#### [Work task]
Below are records; quote them exactly from the first line through the line that contains "Tabulate band edges, carrier".

◇ ◇ ◇ ◇ ◇

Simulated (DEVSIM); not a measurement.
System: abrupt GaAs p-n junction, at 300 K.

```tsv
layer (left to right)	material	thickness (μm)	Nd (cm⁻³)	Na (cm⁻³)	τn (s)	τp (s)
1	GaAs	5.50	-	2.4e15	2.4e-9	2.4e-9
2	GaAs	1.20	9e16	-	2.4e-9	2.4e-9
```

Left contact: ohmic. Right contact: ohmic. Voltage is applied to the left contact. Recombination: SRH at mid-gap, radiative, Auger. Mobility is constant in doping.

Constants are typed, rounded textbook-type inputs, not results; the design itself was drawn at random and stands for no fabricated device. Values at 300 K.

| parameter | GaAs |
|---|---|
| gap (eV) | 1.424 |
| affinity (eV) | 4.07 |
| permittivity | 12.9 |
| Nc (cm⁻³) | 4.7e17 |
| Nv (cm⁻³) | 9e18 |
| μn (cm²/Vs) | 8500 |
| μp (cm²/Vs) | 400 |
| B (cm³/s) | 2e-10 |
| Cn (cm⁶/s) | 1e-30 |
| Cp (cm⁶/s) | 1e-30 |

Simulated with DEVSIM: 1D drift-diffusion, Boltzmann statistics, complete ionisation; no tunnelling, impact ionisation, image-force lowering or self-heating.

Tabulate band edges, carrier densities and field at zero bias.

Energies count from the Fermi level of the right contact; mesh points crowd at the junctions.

◇ ◇ ◇ ◇ ◇

#### [Task output]
Simulated (DEVSIM); not a measurement.
System: abrupt GaAs p-n junction, at 300 K.

```tsv
layer (left to right)	material	thickness (μm)	Nd (cm⁻³)	Na (cm⁻³)	τn (s)	τp (s)
1	GaAs	5.50	-	2.4e15	2.4e-9	2.4e-9
2	GaAs	1.20	9e16	-	2.4e-9	2.4e-9
```

Left contact: ohmic. Right contact: ohmic. Voltage is applied to the left contact. Recombination: SRH at mid-gap, radiative, Auger. Mobility is constant in doping.

Constants are typed, rounded textbook-type inputs, not results; the design itself was drawn at random and stands for no fabricated device. Values at 300 K.

| parameter | GaAs |
|---|---|
| gap (eV) | 1.424 |
| affinity (eV) | 4.07 |
| permittivity | 12.9 |
| Nc (cm⁻³) | 4.7e17 |
| Nv (cm⁻³) | 9e18 |
| μn (cm²/Vs) | 8500 |
| μp (cm²/Vs) | 400 |
| B (cm³/s) | 2e-10 |
| Cn (cm⁶/s) | 1e-30 |
| Cp (cm⁶/s) | 1e-30 |

Simulated with DEVSIM: 1D drift-diffusion, Boltzmann statistics, complete ionisation; no tunnelling, impact ionisation, image-force lowering or self-heating.

Tabulate band edges, carrier densities and field at zero bias.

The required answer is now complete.